▸ Required action
Transcribe the lines from the start of the data below through the line with "Answer: Band gap", word for word and nothing more.

▸ Records shown
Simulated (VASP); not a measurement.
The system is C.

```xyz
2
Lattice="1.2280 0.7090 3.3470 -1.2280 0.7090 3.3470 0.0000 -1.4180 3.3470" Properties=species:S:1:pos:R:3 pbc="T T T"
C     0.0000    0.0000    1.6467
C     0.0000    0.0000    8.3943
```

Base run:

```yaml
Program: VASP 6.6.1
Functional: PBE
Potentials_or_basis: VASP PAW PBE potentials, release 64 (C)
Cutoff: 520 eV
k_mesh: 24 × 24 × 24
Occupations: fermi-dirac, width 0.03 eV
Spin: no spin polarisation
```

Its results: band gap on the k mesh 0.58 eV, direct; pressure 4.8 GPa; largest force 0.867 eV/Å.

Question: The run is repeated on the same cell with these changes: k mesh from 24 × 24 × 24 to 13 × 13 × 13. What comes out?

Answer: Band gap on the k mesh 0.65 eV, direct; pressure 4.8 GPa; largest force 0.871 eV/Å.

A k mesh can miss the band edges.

▸ Exercise result
Simulated (VASP); not a measurement.
The system is C.

```xyz
2
Lattice="1.2280 0.7090 3.3470 -1.2280 0.7090 3.3470 0.0000 -1.4180 3.3470" Properties=species:S:1:pos:R:3 pbc="T T T"
C     0.0000    0.0000    1.6467
C     0.0000    0.0000    8.3943
```

Base run:

```yaml
Program: VASP 6.6.1
Functional: PBE
Potentials_or_basis: VASP PAW PBE potentials, release 64 (C)
Cutoff: 520 eV
k_mesh: 24 × 24 × 24
Occupations: fermi-dirac, width 0.03 eV
Spin: no spin polarisation
```

Its results: band gap on the k mesh 0.58 eV, direct; pressure 4.8 GPa; largest force 0.867 eV/Å.

Question: The run is repeated on the same cell with these changes: k mesh from 24 × 24 × 24 to 13 × 13 × 13. What comes out?

Answer: Band gap on the k mesh 0.65 eV, direct; pressure 4.8 GPa; largest force 0.871 eV/Å.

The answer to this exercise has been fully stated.